Work task:
Would you quote the material below from its first line through the line containing "- 20, n Si(l): 0.412", exactly and with both ends included?

Dataset excerpts:
BEGIN

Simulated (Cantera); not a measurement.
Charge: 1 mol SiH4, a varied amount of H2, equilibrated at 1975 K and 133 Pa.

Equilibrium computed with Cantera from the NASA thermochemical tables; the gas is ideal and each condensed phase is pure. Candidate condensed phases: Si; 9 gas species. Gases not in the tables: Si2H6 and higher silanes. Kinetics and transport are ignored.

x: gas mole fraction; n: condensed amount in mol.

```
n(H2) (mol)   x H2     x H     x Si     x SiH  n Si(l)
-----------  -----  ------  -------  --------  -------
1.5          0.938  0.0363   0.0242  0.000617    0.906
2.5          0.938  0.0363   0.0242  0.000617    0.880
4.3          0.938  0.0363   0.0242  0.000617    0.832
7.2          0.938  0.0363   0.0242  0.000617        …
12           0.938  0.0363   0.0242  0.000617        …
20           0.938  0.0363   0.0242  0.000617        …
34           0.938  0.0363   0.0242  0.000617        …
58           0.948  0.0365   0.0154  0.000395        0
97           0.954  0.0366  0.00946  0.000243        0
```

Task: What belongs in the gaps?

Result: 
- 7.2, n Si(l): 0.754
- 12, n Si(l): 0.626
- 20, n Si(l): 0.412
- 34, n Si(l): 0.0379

END

Answer box:
Simulated (Cantera); not a measurement.
Charge: 1 mol SiH4, a varied amount of H2, equilibrated at 1975 K and 133 Pa.

Equilibrium computed with Cantera from the NASA thermochemical tables; the gas is ideal and each condensed phase is pure. Candidate condensed phases: Si; 9 gas species. Gases not in the tables: Si2H6 and higher silanes. Kinetics and transport are ignored.

x: gas mole fraction; n: condensed amount in mol.

```
n(H2) (mol)   x H2     x H     x Si     x SiH  n Si(l)
-----------  -----  ------  -------  --------  -------
1.5          0.938  0.0363   0.0242  0.000617    0.906
2.5          0.938  0.0363   0.0242  0.000617    0.880
4.3          0.938  0.0363   0.0242  0.000617    0.832
7.2          0.938  0.0363   0.0242  0.000617        …
12           0.938  0.0363   0.0242  0.000617        …
20           0.938  0.0363   0.0242  0.000617        …
34           0.938  0.0363   0.0242  0.000617        …
58           0.948  0.0365   0.0154  0.000395        0
97           0.954  0.0366  0.00946  0.000243        0
```

Task: What belongs in the gaps?

Result: 
- 7.2, n Si(l): 0.754
- 12, n Si(l): 0.626
- 20, n Si(l): 0.412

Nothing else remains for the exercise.